Which lines below fall between the one containing "## Geometry relaxation of MnAs (part 1 of 3)" and the one containing "Figure 3. Progress"? Repeat them exactly, counting both of those lines, and add nothing else.

━━━ Data shown ━━━

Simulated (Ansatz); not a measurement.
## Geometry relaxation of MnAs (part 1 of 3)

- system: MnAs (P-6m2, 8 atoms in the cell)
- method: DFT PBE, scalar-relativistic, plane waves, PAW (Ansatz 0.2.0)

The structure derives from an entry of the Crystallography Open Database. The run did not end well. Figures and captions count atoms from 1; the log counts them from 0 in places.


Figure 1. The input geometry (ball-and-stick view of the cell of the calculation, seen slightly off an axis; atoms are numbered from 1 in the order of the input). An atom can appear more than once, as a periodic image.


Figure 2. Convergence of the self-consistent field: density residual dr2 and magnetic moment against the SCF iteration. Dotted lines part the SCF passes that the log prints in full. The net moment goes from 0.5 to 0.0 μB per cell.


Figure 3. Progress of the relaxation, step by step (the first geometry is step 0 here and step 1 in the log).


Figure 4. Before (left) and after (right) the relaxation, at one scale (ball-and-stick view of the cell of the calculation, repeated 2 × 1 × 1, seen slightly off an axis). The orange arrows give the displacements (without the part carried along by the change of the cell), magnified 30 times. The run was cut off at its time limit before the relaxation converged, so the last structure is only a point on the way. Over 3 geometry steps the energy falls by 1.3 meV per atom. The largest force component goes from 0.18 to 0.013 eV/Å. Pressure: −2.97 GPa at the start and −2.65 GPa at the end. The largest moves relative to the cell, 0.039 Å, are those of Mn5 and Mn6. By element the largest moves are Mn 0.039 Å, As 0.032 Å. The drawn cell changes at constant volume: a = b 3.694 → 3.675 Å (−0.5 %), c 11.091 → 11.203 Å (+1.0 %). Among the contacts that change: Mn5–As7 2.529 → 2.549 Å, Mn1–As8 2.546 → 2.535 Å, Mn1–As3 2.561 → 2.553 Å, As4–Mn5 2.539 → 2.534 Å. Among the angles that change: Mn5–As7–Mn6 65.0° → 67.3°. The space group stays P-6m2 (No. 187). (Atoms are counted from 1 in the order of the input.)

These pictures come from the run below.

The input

━━━

▶ [Answer area]:
## Geometry relaxation of MnAs (part 1 of 3)

- system: MnAs (P-6m2, 8 atoms in the cell)
- method: DFT PBE, scalar-relativistic, plane waves, PAW (Ansatz 0.2.0)

The structure derives from an entry of the Crystallography Open Database. The run did not end well. Figures and captions count atoms from 1; the log counts them from 0 in places.


Figure 1. The input geometry (ball-and-stick view of the cell of the calculation, seen slightly off an axis; atoms are numbered from 1 in the order of the input). An atom can appear more than once, as a periodic image.


Figure 2. Convergence of the self-consistent field: density residual dr2 and magnetic moment against the SCF iteration. Dotted lines part the SCF passes that the log prints in full. The net moment goes from 0.5 to 0.0 μB per cell.


Figure 3. Progress of the relaxation, step by step (the first geometry is step 0 here and step 1 in the log).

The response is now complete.